> Dataset
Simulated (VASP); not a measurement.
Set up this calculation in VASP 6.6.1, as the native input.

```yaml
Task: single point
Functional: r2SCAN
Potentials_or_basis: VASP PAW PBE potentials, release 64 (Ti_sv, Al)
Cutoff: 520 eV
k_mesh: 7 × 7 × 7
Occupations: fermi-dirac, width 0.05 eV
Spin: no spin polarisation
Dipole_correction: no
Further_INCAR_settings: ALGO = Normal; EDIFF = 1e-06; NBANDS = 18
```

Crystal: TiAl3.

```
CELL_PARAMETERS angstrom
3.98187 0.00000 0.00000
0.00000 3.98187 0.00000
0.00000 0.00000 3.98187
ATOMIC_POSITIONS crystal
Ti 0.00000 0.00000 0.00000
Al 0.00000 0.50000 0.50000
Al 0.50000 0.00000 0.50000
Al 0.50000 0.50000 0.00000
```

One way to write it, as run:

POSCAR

> Work instruction
If a line comes after the one with "One way to write", leave it out; reproduce exactly every line of the material from the first up to and including that one.

> Written solution
Simulated (VASP); not a measurement.
Set up this calculation in VASP 6.6.1, as the native input.

```yaml
Task: single point
Functional: r2SCAN
Potentials_or_basis: VASP PAW PBE potentials, release 64 (Ti_sv, Al)
Cutoff: 520 eV
k_mesh: 7 × 7 × 7
Occupations: fermi-dirac, width 0.05 eV
Spin: no spin polarisation
Dipole_correction: no
Further_INCAR_settings: ALGO = Normal; EDIFF = 1e-06; NBANDS = 18
```

Crystal: TiAl3.

```
CELL_PARAMETERS angstrom
3.98187 0.00000 0.00000
0.00000 3.98187 0.00000
0.00000 0.00000 3.98187
ATOMIC_POSITIONS crystal
Ti 0.00000 0.00000 0.00000
Al 0.00000 0.50000 0.50000
Al 0.50000 0.00000 0.50000
Al 0.50000 0.50000 0.00000
```

One way to write it, as run:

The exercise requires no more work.